>>>

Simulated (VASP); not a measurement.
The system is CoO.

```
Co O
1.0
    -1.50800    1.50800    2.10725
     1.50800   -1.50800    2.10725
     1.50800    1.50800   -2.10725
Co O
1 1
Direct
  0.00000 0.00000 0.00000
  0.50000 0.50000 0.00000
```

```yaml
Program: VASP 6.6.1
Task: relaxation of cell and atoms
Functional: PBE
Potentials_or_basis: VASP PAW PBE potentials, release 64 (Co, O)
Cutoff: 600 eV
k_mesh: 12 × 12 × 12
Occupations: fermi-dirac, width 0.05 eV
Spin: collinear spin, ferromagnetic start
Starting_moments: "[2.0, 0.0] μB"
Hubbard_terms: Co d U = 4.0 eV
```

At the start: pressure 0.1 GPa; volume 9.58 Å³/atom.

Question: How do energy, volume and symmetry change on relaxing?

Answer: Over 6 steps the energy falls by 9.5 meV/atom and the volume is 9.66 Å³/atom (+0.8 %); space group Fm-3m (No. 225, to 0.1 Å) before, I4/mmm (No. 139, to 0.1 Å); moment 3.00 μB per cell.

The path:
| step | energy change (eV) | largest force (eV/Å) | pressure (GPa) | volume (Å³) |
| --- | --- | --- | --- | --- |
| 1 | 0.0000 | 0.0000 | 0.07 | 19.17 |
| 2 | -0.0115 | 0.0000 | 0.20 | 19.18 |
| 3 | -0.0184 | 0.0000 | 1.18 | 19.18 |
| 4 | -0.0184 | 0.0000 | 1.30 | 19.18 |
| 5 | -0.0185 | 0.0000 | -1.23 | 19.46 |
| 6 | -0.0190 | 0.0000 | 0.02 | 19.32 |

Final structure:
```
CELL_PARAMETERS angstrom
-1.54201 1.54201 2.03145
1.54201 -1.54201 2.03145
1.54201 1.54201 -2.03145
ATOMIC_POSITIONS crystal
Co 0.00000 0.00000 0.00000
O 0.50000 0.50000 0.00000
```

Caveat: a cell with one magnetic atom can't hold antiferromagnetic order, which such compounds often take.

<<<

Assignment: Only the lines from the beginning of the material above through the line with "Question: How do" are wanted; extract them exactly.

Problem solution:
Simulated (VASP); not a measurement.
The system is CoO.

```
Co O
1.0
    -1.50800    1.50800    2.10725
     1.50800   -1.50800    2.10725
     1.50800    1.50800   -2.10725
Co O
1 1
Direct
  0.00000 0.00000 0.00000
  0.50000 0.50000 0.00000
```

```yaml
Program: VASP 6.6.1
Task: relaxation of cell and atoms
Functional: PBE
Potentials_or_basis: VASP PAW PBE potentials, release 64 (Co, O)
Cutoff: 600 eV
k_mesh: 12 × 12 × 12
Occupations: fermi-dirac, width 0.05 eV
Spin: collinear spin, ferromagnetic start
Starting_moments: "[2.0, 0.0] μB"
Hubbard_terms: Co d U = 4.0 eV
```

At the start: pressure 0.1 GPa; volume 9.58 Å³/atom.

Question: How do energy, volume and symmetry change on relaxing?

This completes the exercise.